* _Action item_
The complete set of records below must be repeated precisely as given.

◇ ◇ ◇ ◇ ◇
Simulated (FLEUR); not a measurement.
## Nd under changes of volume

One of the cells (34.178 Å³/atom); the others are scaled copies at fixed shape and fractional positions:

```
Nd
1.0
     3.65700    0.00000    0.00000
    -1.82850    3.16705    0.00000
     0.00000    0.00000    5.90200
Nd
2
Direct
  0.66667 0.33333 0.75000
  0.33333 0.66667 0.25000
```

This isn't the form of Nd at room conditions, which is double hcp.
◇ ◇ ◇ ◇ ◇

* _Task result_
Simulated (FLEUR); not a measurement.
## Nd under changes of volume

One of the cells (34.178 Å³/atom); the others are scaled copies at fixed shape and fractional positions:

```
Nd
1.0
     3.65700    0.00000    0.00000
    -1.82850    3.16705    0.00000
     0.00000    0.00000    5.90200
Nd
2
Direct
  0.66667 0.33333 0.75000
  0.33333 0.66667 0.25000
```

This isn't the form of Nd at room conditions, which is double hcp.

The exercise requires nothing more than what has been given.